================

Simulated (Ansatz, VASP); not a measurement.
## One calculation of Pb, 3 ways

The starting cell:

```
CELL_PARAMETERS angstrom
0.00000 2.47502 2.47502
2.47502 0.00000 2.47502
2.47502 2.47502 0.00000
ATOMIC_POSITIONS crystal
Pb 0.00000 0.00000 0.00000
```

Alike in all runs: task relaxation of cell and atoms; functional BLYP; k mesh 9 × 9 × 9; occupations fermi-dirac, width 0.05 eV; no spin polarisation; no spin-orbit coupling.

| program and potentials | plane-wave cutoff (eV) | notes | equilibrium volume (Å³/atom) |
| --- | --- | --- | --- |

================

▶ _ASSIGNED TASK_
I need each line above reproduced exactly.

▶ _WRITTEN RESPONSE_
Simulated (Ansatz, VASP); not a measurement.
## One calculation of Pb, 3 ways

The starting cell:

```
CELL_PARAMETERS angstrom
0.00000 2.47502 2.47502
2.47502 0.00000 2.47502
2.47502 2.47502 0.00000
ATOMIC_POSITIONS crystal
Pb 0.00000 0.00000 0.00000
```

Alike in all runs: task relaxation of cell and atoms; functional BLYP; k mesh 9 × 9 × 9; occupations fermi-dirac, width 0.05 eV; no spin polarisation; no spin-orbit coupling.

| program and potentials | plane-wave cutoff (eV) | notes | equilibrium volume (Å³/atom) |
| --- | --- | --- | --- |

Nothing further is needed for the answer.